— REQUIREMENT —
Give back the data in full. Leave nothing out.

— STUDY MATERIAL —
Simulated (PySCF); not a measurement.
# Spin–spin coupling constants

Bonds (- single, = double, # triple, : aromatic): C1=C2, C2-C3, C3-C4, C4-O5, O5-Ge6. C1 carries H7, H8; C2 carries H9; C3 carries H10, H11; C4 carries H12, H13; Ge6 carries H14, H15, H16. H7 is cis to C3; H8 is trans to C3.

— WORKED SOLUTION —
Simulated (PySCF); not a measurement.
# Spin–spin coupling constants

Bonds (- single, = double, # triple, : aromatic): C1=C2, C2-C3, C3-C4, C4-O5, O5-Ge6. C1 carries H7, H8; C2 carries H9; C3 carries H10, H11; C4 carries H12, H13; Ge6 carries H14, H15, H16. H7 is cis to C3; H8 is trans to C3.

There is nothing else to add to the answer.